Records shown:
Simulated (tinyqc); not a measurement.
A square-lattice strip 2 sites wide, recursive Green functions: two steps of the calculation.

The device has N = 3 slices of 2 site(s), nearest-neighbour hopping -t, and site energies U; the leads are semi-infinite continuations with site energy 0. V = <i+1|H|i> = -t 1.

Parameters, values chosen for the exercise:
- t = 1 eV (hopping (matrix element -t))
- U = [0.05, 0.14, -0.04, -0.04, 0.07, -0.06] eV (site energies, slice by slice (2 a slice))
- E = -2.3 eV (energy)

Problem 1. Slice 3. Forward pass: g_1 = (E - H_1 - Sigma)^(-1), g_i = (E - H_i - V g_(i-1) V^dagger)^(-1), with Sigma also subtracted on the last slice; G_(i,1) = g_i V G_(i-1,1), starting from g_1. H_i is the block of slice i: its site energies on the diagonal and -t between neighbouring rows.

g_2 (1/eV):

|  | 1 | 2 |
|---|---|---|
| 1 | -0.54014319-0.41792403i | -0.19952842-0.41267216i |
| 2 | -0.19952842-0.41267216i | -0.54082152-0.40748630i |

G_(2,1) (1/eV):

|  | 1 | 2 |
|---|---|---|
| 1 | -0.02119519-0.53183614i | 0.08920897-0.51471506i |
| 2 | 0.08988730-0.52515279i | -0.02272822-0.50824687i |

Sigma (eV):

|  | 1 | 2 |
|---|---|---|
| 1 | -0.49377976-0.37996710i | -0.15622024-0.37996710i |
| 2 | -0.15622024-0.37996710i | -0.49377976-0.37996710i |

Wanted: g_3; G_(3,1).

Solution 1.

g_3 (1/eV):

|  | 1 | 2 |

Requirement: Now write the data shown above out again, word for word.

Task response:
Simulated (tinyqc); not a measurement.
A square-lattice strip 2 sites wide, recursive Green functions: two steps of the calculation.

The device has N = 3 slices of 2 site(s), nearest-neighbour hopping -t, and site energies U; the leads are semi-infinite continuations with site energy 0. V = <i+1|H|i> = -t 1.

Parameters, values chosen for the exercise:
- t = 1 eV (hopping (matrix element -t))
- U = [0.05, 0.14, -0.04, -0.04, 0.07, -0.06] eV (site energies, slice by slice (2 a slice))
- E = -2.3 eV (energy)

Problem 1. Slice 3. Forward pass: g_1 = (E - H_1 - Sigma)^(-1), g_i = (E - H_i - V g_(i-1) V^dagger)^(-1), with Sigma also subtracted on the last slice; G_(i,1) = g_i V G_(i-1,1), starting from g_1. H_i is the block of slice i: its site energies on the diagonal and -t between neighbouring rows.

g_2 (1/eV):

|  | 1 | 2 |
|---|---|---|
| 1 | -0.54014319-0.41792403i | -0.19952842-0.41267216i |
| 2 | -0.19952842-0.41267216i | -0.54082152-0.40748630i |

G_(2,1) (1/eV):

|  | 1 | 2 |
|---|---|---|
| 1 | -0.02119519-0.53183614i | 0.08920897-0.51471506i |
| 2 | 0.08988730-0.52515279i | -0.02272822-0.50824687i |

Sigma (eV):

|  | 1 | 2 |
|---|---|---|
| 1 | -0.49377976-0.37996710i | -0.15622024-0.37996710i |
| 2 | -0.15622024-0.37996710i | -0.49377976-0.37996710i |

Wanted: g_3; G_(3,1).

Solution 1.

g_3 (1/eV):

|  | 1 | 2 |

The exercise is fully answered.